:: Recorded data ::

━━━

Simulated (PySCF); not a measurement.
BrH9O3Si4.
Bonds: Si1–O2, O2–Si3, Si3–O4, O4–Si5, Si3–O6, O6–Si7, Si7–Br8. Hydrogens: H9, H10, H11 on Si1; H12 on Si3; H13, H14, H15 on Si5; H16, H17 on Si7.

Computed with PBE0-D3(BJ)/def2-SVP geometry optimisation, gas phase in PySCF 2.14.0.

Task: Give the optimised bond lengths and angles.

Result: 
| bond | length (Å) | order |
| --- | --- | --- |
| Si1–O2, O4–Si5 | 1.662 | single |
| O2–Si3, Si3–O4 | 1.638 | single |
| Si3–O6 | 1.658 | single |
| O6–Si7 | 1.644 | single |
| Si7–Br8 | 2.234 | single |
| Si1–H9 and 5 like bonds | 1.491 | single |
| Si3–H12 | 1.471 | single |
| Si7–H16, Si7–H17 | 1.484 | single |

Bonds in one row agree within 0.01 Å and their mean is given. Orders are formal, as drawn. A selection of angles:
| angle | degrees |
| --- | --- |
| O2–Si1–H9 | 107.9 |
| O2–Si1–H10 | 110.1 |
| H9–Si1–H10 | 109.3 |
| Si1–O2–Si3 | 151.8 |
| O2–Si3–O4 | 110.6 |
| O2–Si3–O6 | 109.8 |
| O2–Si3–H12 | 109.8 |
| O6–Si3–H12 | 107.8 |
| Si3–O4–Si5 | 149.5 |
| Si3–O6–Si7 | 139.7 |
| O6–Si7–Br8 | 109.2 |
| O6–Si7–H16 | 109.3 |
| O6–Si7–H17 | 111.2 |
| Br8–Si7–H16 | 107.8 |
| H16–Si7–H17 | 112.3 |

━━━

:: Action item ::
Lines from the start of the material above through the line containing "O6–Si7–H16 | 109.3 |" are to be duplicated exactly, and only those.

:: Response ::
Simulated (PySCF); not a measurement.
BrH9O3Si4.
Bonds: Si1–O2, O2–Si3, Si3–O4, O4–Si5, Si3–O6, O6–Si7, Si7–Br8. Hydrogens: H9, H10, H11 on Si1; H12 on Si3; H13, H14, H15 on Si5; H16, H17 on Si7.

Computed with PBE0-D3(BJ)/def2-SVP geometry optimisation, gas phase in PySCF 2.14.0.

Task: Give the optimised bond lengths and angles.

Result: 
| bond | length (Å) | order |
| --- | --- | --- |
| Si1–O2, O4–Si5 | 1.662 | single |
| O2–Si3, Si3–O4 | 1.638 | single |
| Si3–O6 | 1.658 | single |
| O6–Si7 | 1.644 | single |
| Si7–Br8 | 2.234 | single |
| Si1–H9 and 5 like bonds | 1.491 | single |
| Si3–H12 | 1.471 | single |
| Si7–H16, Si7–H17 | 1.484 | single |

Bonds in one row agree within 0.01 Å and their mean is given. Orders are formal, as drawn. A selection of angles:
| angle | degrees |
| --- | --- |
| O2–Si1–H9 | 107.9 |
| O2–Si1–H10 | 110.1 |
| H9–Si1–H10 | 109.3 |
| Si1–O2–Si3 | 151.8 |
| O2–Si3–O4 | 110.6 |
| O2–Si3–O6 | 109.8 |
| O2–Si3–H12 | 109.8 |
| O6–Si3–H12 | 107.8 |
| Si3–O4–Si5 | 149.5 |
| Si3–O6–Si7 | 139.7 |
| O6–Si7–Br8 | 109.2 |
| O6–Si7–H16 | 109.3 |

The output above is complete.